(Beginning of THE DATA)

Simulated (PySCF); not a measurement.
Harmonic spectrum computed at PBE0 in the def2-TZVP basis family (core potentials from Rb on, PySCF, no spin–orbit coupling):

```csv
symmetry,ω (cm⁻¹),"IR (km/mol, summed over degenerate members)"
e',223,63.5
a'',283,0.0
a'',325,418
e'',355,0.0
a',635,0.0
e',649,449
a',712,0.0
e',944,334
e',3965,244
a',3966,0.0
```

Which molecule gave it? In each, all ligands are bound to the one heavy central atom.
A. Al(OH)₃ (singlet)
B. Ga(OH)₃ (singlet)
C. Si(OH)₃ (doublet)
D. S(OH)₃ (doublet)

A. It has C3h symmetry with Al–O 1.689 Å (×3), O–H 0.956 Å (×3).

(End of THE DATA)

▶ [ASSIGNMENT]:
The reply should hold only the lines from the beginning of the listing to the line with "D. S(OH)₃ (doublet)", both ends included, unchanged.

▶ [RESPONSE]:
Simulated (PySCF); not a measurement.
Harmonic spectrum computed at PBE0 in the def2-TZVP basis family (core potentials from Rb on, PySCF, no spin–orbit coupling):

```csv
symmetry,ω (cm⁻¹),"IR (km/mol, summed over degenerate members)"
e',223,63.5
a'',283,0.0
a'',325,418
e'',355,0.0
a',635,0.0
e',649,449
a',712,0.0
e',944,334
e',3965,244
a',3966,0.0
```

Which molecule gave it? In each, all ligands are bound to the one heavy central atom.
A. Al(OH)₃ (singlet)
B. Ga(OH)₃ (singlet)
C. Si(OH)₃ (doublet)
D. S(OH)₃ (doublet)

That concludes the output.